··· Stored data

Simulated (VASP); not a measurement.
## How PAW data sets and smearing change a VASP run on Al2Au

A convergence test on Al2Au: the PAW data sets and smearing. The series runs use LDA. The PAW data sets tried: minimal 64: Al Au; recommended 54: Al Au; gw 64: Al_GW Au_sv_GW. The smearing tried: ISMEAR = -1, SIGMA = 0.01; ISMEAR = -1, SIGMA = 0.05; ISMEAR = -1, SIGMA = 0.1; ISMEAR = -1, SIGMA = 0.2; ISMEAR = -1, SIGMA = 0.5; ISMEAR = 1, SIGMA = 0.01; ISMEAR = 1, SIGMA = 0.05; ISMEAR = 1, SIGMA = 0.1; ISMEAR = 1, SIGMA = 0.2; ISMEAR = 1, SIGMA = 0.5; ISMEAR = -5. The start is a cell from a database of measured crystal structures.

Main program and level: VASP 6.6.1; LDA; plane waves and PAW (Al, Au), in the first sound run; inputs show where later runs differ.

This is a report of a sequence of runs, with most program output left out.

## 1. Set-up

······

### [Work order]
Copy every line of the records above, starting with the first, up to and including the line containing "Main program and".

### [Response area]
Simulated (VASP); not a measurement.
## How PAW data sets and smearing change a VASP run on Al2Au

A convergence test on Al2Au: the PAW data sets and smearing. The series runs use LDA. The PAW data sets tried: minimal 64: Al Au; recommended 54: Al Au; gw 64: Al_GW Au_sv_GW. The smearing tried: ISMEAR = -1, SIGMA = 0.01; ISMEAR = -1, SIGMA = 0.05; ISMEAR = -1, SIGMA = 0.1; ISMEAR = -1, SIGMA = 0.2; ISMEAR = -1, SIGMA = 0.5; ISMEAR = 1, SIGMA = 0.01; ISMEAR = 1, SIGMA = 0.05; ISMEAR = 1, SIGMA = 0.1; ISMEAR = 1, SIGMA = 0.2; ISMEAR = 1, SIGMA = 0.5; ISMEAR = -5. The start is a cell from a database of measured crystal structures.

Main program and level: VASP 6.6.1; LDA; plane waves and PAW (Al, Au), in the first sound run; inputs show where later runs differ.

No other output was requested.